Extracted material.
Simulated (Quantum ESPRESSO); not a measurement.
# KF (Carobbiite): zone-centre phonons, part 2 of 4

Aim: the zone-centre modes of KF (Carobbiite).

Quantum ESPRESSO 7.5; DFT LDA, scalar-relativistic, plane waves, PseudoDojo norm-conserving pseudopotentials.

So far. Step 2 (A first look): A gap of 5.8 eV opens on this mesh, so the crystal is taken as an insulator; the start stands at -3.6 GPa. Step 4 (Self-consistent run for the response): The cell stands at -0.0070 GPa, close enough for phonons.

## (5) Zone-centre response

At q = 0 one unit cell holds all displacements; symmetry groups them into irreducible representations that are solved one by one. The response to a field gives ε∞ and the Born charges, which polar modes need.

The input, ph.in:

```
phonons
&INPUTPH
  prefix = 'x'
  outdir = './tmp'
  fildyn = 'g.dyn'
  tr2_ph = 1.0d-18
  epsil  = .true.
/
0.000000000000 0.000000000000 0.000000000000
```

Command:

Activity. Needed here are the exact lines from the start of the material through the line that contains "Quantum ESPRESSO 7.5;", and no others.

Answer space.
Simulated (Quantum ESPRESSO); not a measurement.
# KF (Carobbiite): zone-centre phonons, part 2 of 4

Aim: the zone-centre modes of KF (Carobbiite).

Quantum ESPRESSO 7.5; DFT LDA, scalar-relativistic, plane waves, PseudoDojo norm-conserving pseudopotentials.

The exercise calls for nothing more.